_WORK INSTRUCTION:_ Give back an exact copy of the lines from the start of the material through the line bearing "Energy landscape of". Include both ends and nothing else.

_DATA PROVIDED:_
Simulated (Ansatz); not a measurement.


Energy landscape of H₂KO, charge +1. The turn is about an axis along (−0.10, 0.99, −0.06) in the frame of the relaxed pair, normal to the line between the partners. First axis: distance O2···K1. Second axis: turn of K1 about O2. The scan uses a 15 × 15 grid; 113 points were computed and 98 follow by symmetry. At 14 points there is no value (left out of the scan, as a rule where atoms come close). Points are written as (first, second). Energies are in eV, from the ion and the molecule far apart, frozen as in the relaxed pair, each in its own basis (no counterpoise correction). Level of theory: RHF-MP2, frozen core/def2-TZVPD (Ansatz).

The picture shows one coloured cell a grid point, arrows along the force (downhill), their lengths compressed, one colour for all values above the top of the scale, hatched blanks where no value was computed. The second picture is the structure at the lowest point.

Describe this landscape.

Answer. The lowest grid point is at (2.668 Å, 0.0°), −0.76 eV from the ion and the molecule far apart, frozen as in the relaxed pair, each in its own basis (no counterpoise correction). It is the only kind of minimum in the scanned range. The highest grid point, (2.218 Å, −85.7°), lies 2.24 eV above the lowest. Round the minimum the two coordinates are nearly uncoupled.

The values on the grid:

_ANSWER SPACE:_
Simulated (Ansatz); not a measurement.


Energy landscape of H₂KO, charge +1. The turn is about an axis along (−0.10, 0.99, −0.06) in the frame of the relaxed pair, normal to the line between the partners. First axis: distance O2···K1. Second axis: turn of K1 about O2. The scan uses a 15 × 15 grid; 113 points were computed and 98 follow by symmetry. At 14 points there is no value (left out of the scan, as a rule where atoms come close). Points are written as (first, second). Energies are in eV, from the ion and the molecule far apart, frozen as in the relaxed pair, each in its own basis (no counterpoise correction). Level of theory: RHF-MP2, frozen core/def2-TZVPD (Ansatz).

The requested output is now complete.